# Assigned task:
Scan the records below for the line containing "withheld; supply them." and the line containing "- PBE0/def2-SVP†, ΔH°(298 K), kJ: -80". Copy both, plus every line between, exactly.

** Opening Excerpted records block **
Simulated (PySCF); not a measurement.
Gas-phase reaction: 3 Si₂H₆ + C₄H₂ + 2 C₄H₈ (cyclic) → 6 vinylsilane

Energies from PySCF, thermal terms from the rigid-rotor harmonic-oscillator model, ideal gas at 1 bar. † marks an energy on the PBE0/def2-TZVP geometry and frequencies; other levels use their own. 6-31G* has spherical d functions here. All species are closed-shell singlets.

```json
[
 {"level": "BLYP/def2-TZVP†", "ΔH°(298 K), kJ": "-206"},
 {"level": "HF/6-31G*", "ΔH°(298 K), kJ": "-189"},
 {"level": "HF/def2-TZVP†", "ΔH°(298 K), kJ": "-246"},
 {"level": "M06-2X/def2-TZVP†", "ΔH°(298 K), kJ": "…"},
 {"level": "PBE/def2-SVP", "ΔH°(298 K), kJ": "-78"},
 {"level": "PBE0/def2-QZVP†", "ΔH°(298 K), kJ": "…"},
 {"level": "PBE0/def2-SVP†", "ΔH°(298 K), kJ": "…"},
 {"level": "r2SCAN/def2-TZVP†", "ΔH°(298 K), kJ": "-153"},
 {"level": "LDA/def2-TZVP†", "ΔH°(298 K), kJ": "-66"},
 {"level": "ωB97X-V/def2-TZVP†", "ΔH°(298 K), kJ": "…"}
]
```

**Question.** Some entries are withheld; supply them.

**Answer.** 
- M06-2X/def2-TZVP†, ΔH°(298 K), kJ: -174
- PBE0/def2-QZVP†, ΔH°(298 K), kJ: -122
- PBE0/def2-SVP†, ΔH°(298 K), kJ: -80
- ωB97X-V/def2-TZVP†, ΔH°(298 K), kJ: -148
** Closing Excerpted records block **

# Reply:
**Question.** Some entries are withheld; supply them.

**Answer.** 
- M06-2X/def2-TZVP†, ΔH°(298 K), kJ: -174
- PBE0/def2-QZVP†, ΔH°(298 K), kJ: -122
- PBE0/def2-SVP†, ΔH°(298 K), kJ: -80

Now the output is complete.